**Work order:**
A line-by-line copy of the material below is required.

**Source data:**
BEGIN
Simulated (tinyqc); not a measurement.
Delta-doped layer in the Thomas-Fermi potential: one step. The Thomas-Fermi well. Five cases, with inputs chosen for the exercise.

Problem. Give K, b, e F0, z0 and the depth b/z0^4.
END

**Exercise solution:**
Simulated (tinyqc); not a measurement.
Delta-doped layer in the Thomas-Fermi potential: one step. The Thomas-Fermi well. Five cases, with inputs chosen for the exercise.

Problem. Give K, b, e F0, z0 and the depth b/z0^4.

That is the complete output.